**Work instruction**
Print this span of the material below exactly: the line with "Fig. 1. Bands", the line with "Measured: gap 7.50", and every line between them, but nothing else.

..............................
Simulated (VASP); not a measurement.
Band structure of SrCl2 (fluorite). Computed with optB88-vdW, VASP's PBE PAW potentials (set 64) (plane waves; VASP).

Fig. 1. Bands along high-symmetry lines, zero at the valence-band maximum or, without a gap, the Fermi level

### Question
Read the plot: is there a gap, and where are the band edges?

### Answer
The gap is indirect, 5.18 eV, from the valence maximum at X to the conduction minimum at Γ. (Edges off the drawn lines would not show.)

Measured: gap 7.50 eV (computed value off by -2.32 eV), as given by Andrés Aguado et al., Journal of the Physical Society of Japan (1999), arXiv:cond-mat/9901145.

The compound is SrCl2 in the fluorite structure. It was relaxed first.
..............................

**Exercise output**
Fig. 1. Bands along high-symmetry lines, zero at the valence-band maximum or, without a gap, the Fermi level

### Question
Read the plot: is there a gap, and where are the band edges?

### Answer
The gap is indirect, 5.18 eV, from the valence maximum at X to the conduction minimum at Γ. (Edges off the drawn lines would not show.)

Measured: gap 7.50 eV (computed value off by -2.32 eV), as given by Andrés Aguado et al., Journal of the Physical Society of Japan (1999), arXiv:cond-mat/9901145.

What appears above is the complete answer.